/---
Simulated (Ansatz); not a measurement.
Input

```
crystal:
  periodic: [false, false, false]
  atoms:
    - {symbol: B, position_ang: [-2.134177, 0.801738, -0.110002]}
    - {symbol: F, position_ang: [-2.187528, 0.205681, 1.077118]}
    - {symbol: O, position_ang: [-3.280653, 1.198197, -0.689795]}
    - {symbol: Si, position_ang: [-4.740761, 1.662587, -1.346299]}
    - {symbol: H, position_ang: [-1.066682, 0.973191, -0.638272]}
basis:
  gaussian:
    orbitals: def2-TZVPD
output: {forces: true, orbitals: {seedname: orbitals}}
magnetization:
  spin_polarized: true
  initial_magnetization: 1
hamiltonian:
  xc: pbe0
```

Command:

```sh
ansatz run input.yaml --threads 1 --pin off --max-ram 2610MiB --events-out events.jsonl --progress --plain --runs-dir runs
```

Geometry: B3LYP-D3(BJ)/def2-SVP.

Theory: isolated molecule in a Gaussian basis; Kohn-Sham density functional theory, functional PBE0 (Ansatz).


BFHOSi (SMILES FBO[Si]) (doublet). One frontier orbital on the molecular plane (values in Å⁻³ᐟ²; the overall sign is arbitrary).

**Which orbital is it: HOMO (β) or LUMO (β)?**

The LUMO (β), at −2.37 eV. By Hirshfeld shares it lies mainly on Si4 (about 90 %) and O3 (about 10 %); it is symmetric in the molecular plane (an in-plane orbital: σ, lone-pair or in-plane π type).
\---

| Assignment |
Beginning at the first line of the records, give again each line exactly as written, ending with the line that contains "or LUMO (β)?**".

| Task answer |
Simulated (Ansatz); not a measurement.
Input

```
crystal:
  periodic: [false, false, false]
  atoms:
    - {symbol: B, position_ang: [-2.134177, 0.801738, -0.110002]}
    - {symbol: F, position_ang: [-2.187528, 0.205681, 1.077118]}
    - {symbol: O, position_ang: [-3.280653, 1.198197, -0.689795]}
    - {symbol: Si, position_ang: [-4.740761, 1.662587, -1.346299]}
    - {symbol: H, position_ang: [-1.066682, 0.973191, -0.638272]}
basis:
  gaussian:
    orbitals: def2-TZVPD
output: {forces: true, orbitals: {seedname: orbitals}}
magnetization:
  spin_polarized: true
  initial_magnetization: 1
hamiltonian:
  xc: pbe0
```

Command:

```sh
ansatz run input.yaml --threads 1 --pin off --max-ram 2610MiB --events-out events.jsonl --progress --plain --runs-dir runs
```

Geometry: B3LYP-D3(BJ)/def2-SVP.

Theory: isolated molecule in a Gaussian basis; Kohn-Sham density functional theory, functional PBE0 (Ansatz).


BFHOSi (SMILES FBO[Si]) (doublet). One frontier orbital on the molecular plane (values in Å⁻³ᐟ²; the overall sign is arbitrary).

**Which orbital is it: HOMO (β) or LUMO (β)?**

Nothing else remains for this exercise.